BEGIN

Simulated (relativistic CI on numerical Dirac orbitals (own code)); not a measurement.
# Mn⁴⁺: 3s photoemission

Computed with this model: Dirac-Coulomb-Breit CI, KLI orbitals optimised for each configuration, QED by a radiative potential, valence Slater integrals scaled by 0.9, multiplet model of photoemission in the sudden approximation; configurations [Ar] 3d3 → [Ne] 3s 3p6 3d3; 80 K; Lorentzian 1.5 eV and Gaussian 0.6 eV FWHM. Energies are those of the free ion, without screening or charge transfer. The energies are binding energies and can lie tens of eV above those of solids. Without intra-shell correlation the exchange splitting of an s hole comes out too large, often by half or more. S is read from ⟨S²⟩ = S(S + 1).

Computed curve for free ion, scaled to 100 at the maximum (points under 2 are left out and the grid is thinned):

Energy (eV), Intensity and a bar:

END

**Exercise:** Among the entries above, find the line with "# Mn⁴⁺: 3s photoemission" and the line with "Computed curve for"; give again exactly these two lines and all lines between them.

**Solution:**
# Mn⁴⁺: 3s photoemission

Computed with this model: Dirac-Coulomb-Breit CI, KLI orbitals optimised for each configuration, QED by a radiative potential, valence Slater integrals scaled by 0.9, multiplet model of photoemission in the sudden approximation; configurations [Ar] 3d3 → [Ne] 3s 3p6 3d3; 80 K; Lorentzian 1.5 eV and Gaussian 0.6 eV FWHM. Energies are those of the free ion, without screening or charge transfer. The energies are binding energies and can lie tens of eV above those of solids. Without intra-shell correlation the exchange splitting of an s hole comes out too large, often by half or more. S is read from ⟨S²⟩ = S(S + 1).

Computed curve for free ion, scaled to 100 at the maximum (points under 2 are left out and the grid is thinned):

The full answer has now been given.